ENTRIES PROVIDED:
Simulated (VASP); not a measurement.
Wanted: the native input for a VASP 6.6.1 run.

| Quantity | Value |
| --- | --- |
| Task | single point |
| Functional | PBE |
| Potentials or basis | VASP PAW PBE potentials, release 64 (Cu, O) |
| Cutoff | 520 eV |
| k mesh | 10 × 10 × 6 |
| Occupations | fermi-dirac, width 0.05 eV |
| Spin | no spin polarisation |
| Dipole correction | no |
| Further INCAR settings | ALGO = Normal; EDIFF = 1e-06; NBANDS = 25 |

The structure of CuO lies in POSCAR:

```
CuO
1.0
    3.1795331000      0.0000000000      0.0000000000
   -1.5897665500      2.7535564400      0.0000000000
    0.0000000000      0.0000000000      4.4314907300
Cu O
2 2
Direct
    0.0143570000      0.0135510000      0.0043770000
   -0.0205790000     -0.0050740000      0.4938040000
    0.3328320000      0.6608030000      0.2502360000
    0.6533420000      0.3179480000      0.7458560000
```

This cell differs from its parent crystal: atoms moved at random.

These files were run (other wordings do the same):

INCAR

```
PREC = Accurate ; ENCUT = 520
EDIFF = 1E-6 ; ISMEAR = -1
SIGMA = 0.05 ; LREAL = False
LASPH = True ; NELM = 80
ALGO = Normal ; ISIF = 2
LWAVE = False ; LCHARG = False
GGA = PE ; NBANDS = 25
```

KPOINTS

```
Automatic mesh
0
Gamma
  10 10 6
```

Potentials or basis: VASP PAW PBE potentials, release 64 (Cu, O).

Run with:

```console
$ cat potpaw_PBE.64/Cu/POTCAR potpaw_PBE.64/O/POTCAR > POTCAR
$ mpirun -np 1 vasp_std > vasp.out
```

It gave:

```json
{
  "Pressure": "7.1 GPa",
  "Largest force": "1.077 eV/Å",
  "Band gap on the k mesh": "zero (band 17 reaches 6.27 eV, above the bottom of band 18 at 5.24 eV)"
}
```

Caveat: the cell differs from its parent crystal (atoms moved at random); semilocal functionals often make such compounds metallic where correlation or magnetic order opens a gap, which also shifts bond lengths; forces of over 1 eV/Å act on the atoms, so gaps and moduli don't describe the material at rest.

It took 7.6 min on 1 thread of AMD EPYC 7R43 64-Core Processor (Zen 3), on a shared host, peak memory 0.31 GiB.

WORK REQUEST:
Look above for the line with "64 (Cu, O) |"; retype exactly that line, every line after it up to the line with "This cell differs", and that line too, nothing else.

EXERCISE SOLUTION:
| Potentials or basis | VASP PAW PBE potentials, release 64 (Cu, O) |
| Cutoff | 520 eV |
| k mesh | 10 × 10 × 6 |
| Occupations | fermi-dirac, width 0.05 eV |
| Spin | no spin polarisation |
| Dipole correction | no |
| Further INCAR settings | ALGO = Normal; EDIFF = 1e-06; NBANDS = 25 |

The structure of CuO lies in POSCAR:

```
CuO
1.0
    3.1795331000      0.0000000000      0.0000000000
   -1.5897665500      2.7535564400      0.0000000000
    0.0000000000      0.0000000000      4.4314907300
Cu O
2 2
Direct
    0.0143570000      0.0135510000      0.0043770000
   -0.0205790000     -0.0050740000      0.4938040000
    0.3328320000      0.6608030000      0.2502360000
    0.6533420000      0.3179480000      0.7458560000
```

This cell differs from its parent crystal: atoms moved at random.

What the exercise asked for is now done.